§ **Activity**
Write out the data below exactly, beginning with the first line and ending once the line that has "Answer: D. Hg" is written.

§ **Supplied entries**
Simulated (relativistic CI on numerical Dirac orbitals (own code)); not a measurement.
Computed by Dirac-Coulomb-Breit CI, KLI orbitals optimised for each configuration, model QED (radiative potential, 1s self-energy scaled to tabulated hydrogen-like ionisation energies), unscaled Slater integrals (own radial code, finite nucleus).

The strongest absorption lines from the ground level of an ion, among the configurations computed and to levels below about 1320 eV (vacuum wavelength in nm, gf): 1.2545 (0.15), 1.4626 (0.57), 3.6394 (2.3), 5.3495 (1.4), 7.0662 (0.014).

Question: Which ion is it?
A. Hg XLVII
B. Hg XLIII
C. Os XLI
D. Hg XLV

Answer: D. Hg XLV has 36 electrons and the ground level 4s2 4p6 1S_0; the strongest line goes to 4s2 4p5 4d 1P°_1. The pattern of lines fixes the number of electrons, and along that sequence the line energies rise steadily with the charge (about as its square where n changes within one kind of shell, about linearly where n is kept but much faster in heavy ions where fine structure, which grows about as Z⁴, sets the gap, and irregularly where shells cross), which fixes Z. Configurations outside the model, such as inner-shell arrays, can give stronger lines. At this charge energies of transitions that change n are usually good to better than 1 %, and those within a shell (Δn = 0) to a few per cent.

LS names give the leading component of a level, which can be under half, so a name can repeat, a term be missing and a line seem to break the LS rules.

§ **Your solution**
Simulated (relativistic CI on numerical Dirac orbitals (own code)); not a measurement.
Computed by Dirac-Coulomb-Breit CI, KLI orbitals optimised for each configuration, model QED (radiative potential, 1s self-energy scaled to tabulated hydrogen-like ionisation energies), unscaled Slater integrals (own radial code, finite nucleus).

The strongest absorption lines from the ground level of an ion, among the configurations computed and to levels below about 1320 eV (vacuum wavelength in nm, gf): 1.2545 (0.15), 1.4626 (0.57), 3.6394 (2.3), 5.3495 (1.4), 7.0662 (0.014).

Question: Which ion is it?
A. Hg XLVII
B. Hg XLIII
C. Os XLI
D. Hg XLV

Answer: D. Hg XLV has 36 electrons and the ground level 4s2 4p6 1S_0; the strongest line goes to 4s2 4p5 4d 1P°_1. The pattern of lines fixes the number of electrons, and along that sequence the line energies rise steadily with the charge (about as its square where n changes within one kind of shell, about linearly where n is kept but much faster in heavy ions where fine structure, which grows about as Z⁴, sets the gap, and irregularly where shells cross), which fixes Z. Configurations outside the model, such as inner-shell arrays, can give stronger lines. At this charge energies of transitions that change n are usually good to better than 1 %, and those within a shell (Δn = 0) to a few per cent.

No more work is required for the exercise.